WORK INSTRUCTION: With the first line as the start and the line containing "The gap is indirect, 1.90" as the end, write out every line of the records exactly.

═══ GIVEN DATA

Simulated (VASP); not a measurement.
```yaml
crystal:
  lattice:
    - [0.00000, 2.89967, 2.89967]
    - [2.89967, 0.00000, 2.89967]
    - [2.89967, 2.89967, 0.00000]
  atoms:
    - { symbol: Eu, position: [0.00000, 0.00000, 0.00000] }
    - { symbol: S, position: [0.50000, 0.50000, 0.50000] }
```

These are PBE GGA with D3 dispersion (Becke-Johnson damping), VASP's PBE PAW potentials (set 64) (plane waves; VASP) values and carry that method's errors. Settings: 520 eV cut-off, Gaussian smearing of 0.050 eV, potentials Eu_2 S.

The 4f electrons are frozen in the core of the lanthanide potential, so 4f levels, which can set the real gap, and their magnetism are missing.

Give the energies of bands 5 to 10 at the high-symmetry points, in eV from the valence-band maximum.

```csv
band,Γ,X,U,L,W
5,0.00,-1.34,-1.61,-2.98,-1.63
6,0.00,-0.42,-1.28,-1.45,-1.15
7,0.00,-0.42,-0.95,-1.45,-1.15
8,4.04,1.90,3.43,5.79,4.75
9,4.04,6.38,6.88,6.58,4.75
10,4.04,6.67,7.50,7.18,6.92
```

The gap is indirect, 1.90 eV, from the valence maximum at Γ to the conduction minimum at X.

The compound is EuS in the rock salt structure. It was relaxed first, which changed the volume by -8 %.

══════

EXERCISE OUTPUT:
Simulated (VASP); not a measurement.
```yaml
crystal:
  lattice:
    - [0.00000, 2.89967, 2.89967]
    - [2.89967, 0.00000, 2.89967]
    - [2.89967, 2.89967, 0.00000]
  atoms:
    - { symbol: Eu, position: [0.00000, 0.00000, 0.00000] }
    - { symbol: S, position: [0.50000, 0.50000, 0.50000] }
```

These are PBE GGA with D3 dispersion (Becke-Johnson damping), VASP's PBE PAW potentials (set 64) (plane waves; VASP) values and carry that method's errors. Settings: 520 eV cut-off, Gaussian smearing of 0.050 eV, potentials Eu_2 S.

The 4f electrons are frozen in the core of the lanthanide potential, so 4f levels, which can set the real gap, and their magnetism are missing.

Give the energies of bands 5 to 10 at the high-symmetry points, in eV from the valence-band maximum.

```csv
band,Γ,X,U,L,W
5,0.00,-1.34,-1.61,-2.98,-1.63
6,0.00,-0.42,-1.28,-1.45,-1.15
7,0.00,-0.42,-0.95,-1.45,-1.15
8,4.04,1.90,3.43,5.79,4.75
9,4.04,6.38,6.88,6.58,4.75
10,4.04,6.67,7.50,7.18,6.92
```

The gap is indirect, 1.90 eV, from the valence maximum at Γ to the conduction minimum at X.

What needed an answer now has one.